## Required action
For the data below, restate word for word only the lines from the line containing "0.85 | -1.60 |" through the line containing "Task: Match the", both ends included.

=== Dataset content ===

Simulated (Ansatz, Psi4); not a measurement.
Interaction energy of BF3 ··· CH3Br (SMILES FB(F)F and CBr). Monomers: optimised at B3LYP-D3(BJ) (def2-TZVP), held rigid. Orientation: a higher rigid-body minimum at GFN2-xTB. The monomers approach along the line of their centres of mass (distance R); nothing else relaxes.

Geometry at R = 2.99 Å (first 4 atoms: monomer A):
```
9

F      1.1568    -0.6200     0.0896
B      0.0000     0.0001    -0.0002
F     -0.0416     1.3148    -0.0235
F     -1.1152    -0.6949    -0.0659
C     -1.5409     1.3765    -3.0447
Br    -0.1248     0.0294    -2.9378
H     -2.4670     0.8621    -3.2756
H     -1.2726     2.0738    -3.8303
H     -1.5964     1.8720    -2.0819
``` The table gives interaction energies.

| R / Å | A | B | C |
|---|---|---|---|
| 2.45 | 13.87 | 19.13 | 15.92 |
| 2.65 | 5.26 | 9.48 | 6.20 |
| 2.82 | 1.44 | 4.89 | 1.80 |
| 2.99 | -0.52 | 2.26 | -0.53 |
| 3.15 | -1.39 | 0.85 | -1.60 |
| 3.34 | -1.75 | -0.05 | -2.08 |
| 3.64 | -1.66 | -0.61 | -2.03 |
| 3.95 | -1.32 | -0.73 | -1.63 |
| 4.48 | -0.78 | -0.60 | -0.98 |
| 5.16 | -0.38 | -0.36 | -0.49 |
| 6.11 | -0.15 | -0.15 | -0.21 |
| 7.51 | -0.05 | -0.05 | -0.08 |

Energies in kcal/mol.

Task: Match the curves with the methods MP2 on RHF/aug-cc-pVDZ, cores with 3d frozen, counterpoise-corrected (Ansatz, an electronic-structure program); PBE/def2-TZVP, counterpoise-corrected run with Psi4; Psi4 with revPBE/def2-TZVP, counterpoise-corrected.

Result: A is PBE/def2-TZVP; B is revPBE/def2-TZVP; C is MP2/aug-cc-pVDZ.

===

## Task output
| 3.15 | -1.39 | 0.85 | -1.60 |
| 3.34 | -1.75 | -0.05 | -2.08 |
| 3.64 | -1.66 | -0.61 | -2.03 |
| 3.95 | -1.32 | -0.73 | -1.63 |
| 4.48 | -0.78 | -0.60 | -0.98 |
| 5.16 | -0.38 | -0.36 | -0.49 |
| 6.11 | -0.15 | -0.15 | -0.21 |
| 7.51 | -0.05 | -0.05 | -0.08 |

Energies in kcal/mol.

Task: Match the curves with the methods MP2 on RHF/aug-cc-pVDZ, cores with 3d frozen, counterpoise-corrected (Ansatz, an electronic-structure program); PBE/def2-TZVP, counterpoise-corrected run with Psi4; Psi4 with revPBE/def2-TZVP, counterpoise-corrected.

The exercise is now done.